====================

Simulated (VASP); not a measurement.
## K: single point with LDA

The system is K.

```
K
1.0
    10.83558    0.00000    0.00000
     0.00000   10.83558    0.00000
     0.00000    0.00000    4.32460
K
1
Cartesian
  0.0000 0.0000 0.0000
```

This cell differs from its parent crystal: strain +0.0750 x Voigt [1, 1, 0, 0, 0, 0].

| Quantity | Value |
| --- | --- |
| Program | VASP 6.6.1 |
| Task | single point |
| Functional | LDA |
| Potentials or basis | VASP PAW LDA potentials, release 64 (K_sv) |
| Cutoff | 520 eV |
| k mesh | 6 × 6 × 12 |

====================

__WORK ITEM__
Please output the full listing one more time, exactly.

__YOUR SOLUTION__
Simulated (VASP); not a measurement.
## K: single point with LDA

The system is K.

```
K
1.0
    10.83558    0.00000    0.00000
     0.00000   10.83558    0.00000
     0.00000    0.00000    4.32460
K
1
Cartesian
  0.0000 0.0000 0.0000
```

This cell differs from its parent crystal: strain +0.0750 x Voigt [1, 1, 0, 0, 0, 0].

| Quantity | Value |
| --- | --- |
| Program | VASP 6.6.1 |
| Task | single point |
| Functional | LDA |
| Potentials or basis | VASP PAW LDA potentials, release 64 (K_sv) |
| Cutoff | 520 eV |
| k mesh | 6 × 6 × 12 |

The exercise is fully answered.